=== Excerpted data ===
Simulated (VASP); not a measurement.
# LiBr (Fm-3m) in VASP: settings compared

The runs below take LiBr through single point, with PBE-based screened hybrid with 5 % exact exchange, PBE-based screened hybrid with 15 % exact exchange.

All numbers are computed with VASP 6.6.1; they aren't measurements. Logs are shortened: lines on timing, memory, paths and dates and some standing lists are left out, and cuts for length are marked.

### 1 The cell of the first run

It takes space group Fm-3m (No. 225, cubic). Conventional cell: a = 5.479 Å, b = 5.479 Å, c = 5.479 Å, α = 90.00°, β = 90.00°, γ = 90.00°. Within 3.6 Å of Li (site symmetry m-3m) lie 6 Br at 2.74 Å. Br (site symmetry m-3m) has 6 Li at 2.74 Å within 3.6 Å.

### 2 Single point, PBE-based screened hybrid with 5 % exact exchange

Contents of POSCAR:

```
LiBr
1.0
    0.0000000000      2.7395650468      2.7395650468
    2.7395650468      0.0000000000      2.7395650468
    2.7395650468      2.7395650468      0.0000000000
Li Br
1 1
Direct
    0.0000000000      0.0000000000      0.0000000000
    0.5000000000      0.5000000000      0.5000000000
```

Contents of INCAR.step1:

=== Action item ===
Retype exactly the lines of the data above, starting at its first line and finishing with the line that has "It takes space" in it.

=== Response ===
Simulated (VASP); not a measurement.
# LiBr (Fm-3m) in VASP: settings compared

The runs below take LiBr through single point, with PBE-based screened hybrid with 5 % exact exchange, PBE-based screened hybrid with 15 % exact exchange.

All numbers are computed with VASP 6.6.1; they aren't measurements. Logs are shortened: lines on timing, memory, paths and dates and some standing lists are left out, and cuts for length are marked.

### 1 The cell of the first run

It takes space group Fm-3m (No. 225, cubic). Conventional cell: a = 5.479 Å, b = 5.479 Å, c = 5.479 Å, α = 90.00°, β = 90.00°, γ = 90.00°. Within 3.6 Å of Li (site symmetry m-3m) lie 6 Br at 2.74 Å. Br (site symmetry m-3m) has 6 Li at 2.74 Å within 3.6 Å.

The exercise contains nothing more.